-- Opening Marker --

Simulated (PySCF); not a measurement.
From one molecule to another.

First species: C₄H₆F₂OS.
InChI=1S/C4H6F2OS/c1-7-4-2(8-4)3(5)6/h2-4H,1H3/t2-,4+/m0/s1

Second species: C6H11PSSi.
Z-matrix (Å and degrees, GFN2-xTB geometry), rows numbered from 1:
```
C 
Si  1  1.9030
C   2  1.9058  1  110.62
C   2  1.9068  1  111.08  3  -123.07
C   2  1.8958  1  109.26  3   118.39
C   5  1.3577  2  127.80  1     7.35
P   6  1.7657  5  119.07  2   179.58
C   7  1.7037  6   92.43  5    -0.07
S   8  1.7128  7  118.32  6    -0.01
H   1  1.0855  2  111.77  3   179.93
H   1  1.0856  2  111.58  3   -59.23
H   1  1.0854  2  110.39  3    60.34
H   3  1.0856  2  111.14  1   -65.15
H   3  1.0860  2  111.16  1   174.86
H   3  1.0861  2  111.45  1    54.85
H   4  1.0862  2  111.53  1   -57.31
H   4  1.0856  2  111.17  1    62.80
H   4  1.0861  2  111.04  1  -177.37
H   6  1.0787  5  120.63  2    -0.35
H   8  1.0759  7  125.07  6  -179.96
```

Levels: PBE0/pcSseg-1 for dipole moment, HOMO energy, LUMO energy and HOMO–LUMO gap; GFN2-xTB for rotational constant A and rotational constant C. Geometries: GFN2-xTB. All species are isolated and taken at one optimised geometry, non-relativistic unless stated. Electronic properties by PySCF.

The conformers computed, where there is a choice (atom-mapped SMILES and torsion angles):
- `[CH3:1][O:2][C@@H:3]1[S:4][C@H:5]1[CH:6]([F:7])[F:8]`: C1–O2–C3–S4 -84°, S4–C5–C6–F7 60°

-- Closing Marker --

Activity = A complete, exact copy of the entries above is what is wanted.

Result =
Simulated (PySCF); not a measurement.
From one molecule to another.

First species: C₄H₆F₂OS.
InChI=1S/C4H6F2OS/c1-7-4-2(8-4)3(5)6/h2-4H,1H3/t2-,4+/m0/s1

Second species: C6H11PSSi.
Z-matrix (Å and degrees, GFN2-xTB geometry), rows numbered from 1:
```
C 
Si  1  1.9030
C   2  1.9058  1  110.62
C   2  1.9068  1  111.08  3  -123.07
C   2  1.8958  1  109.26  3   118.39
C   5  1.3577  2  127.80  1     7.35
P   6  1.7657  5  119.07  2   179.58
C   7  1.7037  6   92.43  5    -0.07
S   8  1.7128  7  118.32  6    -0.01
H   1  1.0855  2  111.77  3   179.93
H   1  1.0856  2  111.58  3   -59.23
H   1  1.0854  2  110.39  3    60.34
H   3  1.0856  2  111.14  1   -65.15
H   3  1.0860  2  111.16  1   174.86
H   3  1.0861  2  111.45  1    54.85
H   4  1.0862  2  111.53  1   -57.31
H   4  1.0856  2  111.17  1    62.80
H   4  1.0861  2  111.04  1  -177.37
H   6  1.0787  5  120.63  2    -0.35
H   8  1.0759  7  125.07  6  -179.96
```

Levels: PBE0/pcSseg-1 for dipole moment, HOMO energy, LUMO energy and HOMO–LUMO gap; GFN2-xTB for rotational constant A and rotational constant C. Geometries: GFN2-xTB. All species are isolated and taken at one optimised geometry, non-relativistic unless stated. Electronic properties by PySCF.

The conformers computed, where there is a choice (atom-mapped SMILES and torsion angles):
- `[CH3:1][O:2][C@@H:3]1[S:4][C@H:5]1[CH:6]([F:7])[F:8]`: C1–O2–C3–S4 -84°, S4–C5–C6–F7 60°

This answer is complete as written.